(RAW DATA)
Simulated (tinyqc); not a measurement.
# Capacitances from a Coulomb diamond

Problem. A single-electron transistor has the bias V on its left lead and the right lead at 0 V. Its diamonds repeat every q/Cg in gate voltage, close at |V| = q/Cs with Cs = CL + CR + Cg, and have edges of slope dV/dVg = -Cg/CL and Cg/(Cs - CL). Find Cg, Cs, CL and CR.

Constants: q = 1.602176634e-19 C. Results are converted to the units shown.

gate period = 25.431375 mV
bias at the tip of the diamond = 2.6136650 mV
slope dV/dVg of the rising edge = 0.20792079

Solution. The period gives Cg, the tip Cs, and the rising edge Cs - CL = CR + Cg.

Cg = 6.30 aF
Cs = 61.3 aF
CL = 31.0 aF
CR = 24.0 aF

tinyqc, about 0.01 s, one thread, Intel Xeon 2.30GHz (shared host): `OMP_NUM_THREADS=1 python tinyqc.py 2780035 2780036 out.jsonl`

(EXERCISE) Exactly as written, please transcribe the lines from the start of the records above to the line that holds "# Capacitances from a Coulomb diamond", both ends included.

(RESPONSE)
Simulated (tinyqc); not a measurement.
# Capacitances from a Coulomb diamond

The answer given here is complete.